-=-=-=-=-

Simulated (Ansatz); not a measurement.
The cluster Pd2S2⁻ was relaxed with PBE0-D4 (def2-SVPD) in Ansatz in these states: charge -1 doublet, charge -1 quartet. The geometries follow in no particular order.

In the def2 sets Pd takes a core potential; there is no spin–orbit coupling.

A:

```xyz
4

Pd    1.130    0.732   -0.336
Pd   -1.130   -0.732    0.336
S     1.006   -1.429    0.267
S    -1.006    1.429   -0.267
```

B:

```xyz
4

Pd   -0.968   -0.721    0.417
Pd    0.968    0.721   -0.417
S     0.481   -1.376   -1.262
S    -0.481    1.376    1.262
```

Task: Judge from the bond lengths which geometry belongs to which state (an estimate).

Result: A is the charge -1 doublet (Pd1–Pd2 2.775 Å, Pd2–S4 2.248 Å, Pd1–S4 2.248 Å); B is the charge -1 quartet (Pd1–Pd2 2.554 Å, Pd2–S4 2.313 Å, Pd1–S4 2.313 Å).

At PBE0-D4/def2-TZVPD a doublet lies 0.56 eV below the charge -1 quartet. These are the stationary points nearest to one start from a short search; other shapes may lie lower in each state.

-=-=-=-=-

■ WORK ORDER
Every word of the data above should be given again, exactly as it stands.

■ TASK OUTPUT
Simulated (Ansatz); not a measurement.
The cluster Pd2S2⁻ was relaxed with PBE0-D4 (def2-SVPD) in Ansatz in these states: charge -1 doublet, charge -1 quartet. The geometries follow in no particular order.

In the def2 sets Pd takes a core potential; there is no spin–orbit coupling.

A:

```xyz
4

Pd    1.130    0.732   -0.336
Pd   -1.130   -0.732    0.336
S     1.006   -1.429    0.267
S    -1.006    1.429   -0.267
```

B:

```xyz
4

Pd   -0.968   -0.721    0.417
Pd    0.968    0.721   -0.417
S     0.481   -1.376   -1.262
S    -0.481    1.376    1.262
```

Task: Judge from the bond lengths which geometry belongs to which state (an estimate).

Result: A is the charge -1 doublet (Pd1–Pd2 2.775 Å, Pd2–S4 2.248 Å, Pd1–S4 2.248 Å); B is the charge -1 quartet (Pd1–Pd2 2.554 Å, Pd2–S4 2.313 Å, Pd1–S4 2.313 Å).

At PBE0-D4/def2-TZVPD a doublet lies 0.56 eV below the charge -1 quartet. These are the stationary points nearest to one start from a short search; other shapes may lie lower in each state.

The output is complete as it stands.